Activity
For every entry below, retype it exactly as it reads.

Entries supplied
========
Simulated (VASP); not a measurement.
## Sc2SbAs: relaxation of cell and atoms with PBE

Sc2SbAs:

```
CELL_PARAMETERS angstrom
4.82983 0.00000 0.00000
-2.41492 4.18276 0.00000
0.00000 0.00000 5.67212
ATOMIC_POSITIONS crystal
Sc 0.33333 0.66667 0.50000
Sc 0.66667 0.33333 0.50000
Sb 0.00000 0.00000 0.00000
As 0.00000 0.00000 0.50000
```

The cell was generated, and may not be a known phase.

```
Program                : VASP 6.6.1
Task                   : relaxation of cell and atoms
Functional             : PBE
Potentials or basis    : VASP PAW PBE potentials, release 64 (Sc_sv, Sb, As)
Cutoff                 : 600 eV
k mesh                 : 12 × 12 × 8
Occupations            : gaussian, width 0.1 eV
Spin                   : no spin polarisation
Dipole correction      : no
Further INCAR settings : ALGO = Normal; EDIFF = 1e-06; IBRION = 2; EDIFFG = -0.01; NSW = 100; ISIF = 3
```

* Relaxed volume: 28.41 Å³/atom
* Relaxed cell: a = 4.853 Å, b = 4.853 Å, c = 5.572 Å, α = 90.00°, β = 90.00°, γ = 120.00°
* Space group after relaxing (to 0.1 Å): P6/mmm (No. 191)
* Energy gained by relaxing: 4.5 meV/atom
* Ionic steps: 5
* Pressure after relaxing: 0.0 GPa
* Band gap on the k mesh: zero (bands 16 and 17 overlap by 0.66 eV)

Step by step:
========

Task answer
Simulated (VASP); not a measurement.
## Sc2SbAs: relaxation of cell and atoms with PBE

Sc2SbAs:

```
CELL_PARAMETERS angstrom
4.82983 0.00000 0.00000
-2.41492 4.18276 0.00000
0.00000 0.00000 5.67212
ATOMIC_POSITIONS crystal
Sc 0.33333 0.66667 0.50000
Sc 0.66667 0.33333 0.50000
Sb 0.00000 0.00000 0.00000
As 0.00000 0.00000 0.50000
```

The cell was generated, and may not be a known phase.

```
Program                : VASP 6.6.1
Task                   : relaxation of cell and atoms
Functional             : PBE
Potentials or basis    : VASP PAW PBE potentials, release 64 (Sc_sv, Sb, As)
Cutoff                 : 600 eV
k mesh                 : 12 × 12 × 8
Occupations            : gaussian, width 0.1 eV
Spin                   : no spin polarisation
Dipole correction      : no
Further INCAR settings : ALGO = Normal; EDIFF = 1e-06; IBRION = 2; EDIFFG = -0.01; NSW = 100; ISIF = 3
```

* Relaxed volume: 28.41 Å³/atom
* Relaxed cell: a = 4.853 Å, b = 4.853 Å, c = 5.572 Å, α = 90.00°, β = 90.00°, γ = 120.00°
* Space group after relaxing (to 0.1 Å): P6/mmm (No. 191)
* Energy gained by relaxing: 4.5 meV/atom
* Ionic steps: 5
* Pressure after relaxing: 0.0 GPa
* Band gap on the k mesh: zero (bands 16 and 17 overlap by 0.66 eV)

Step by step:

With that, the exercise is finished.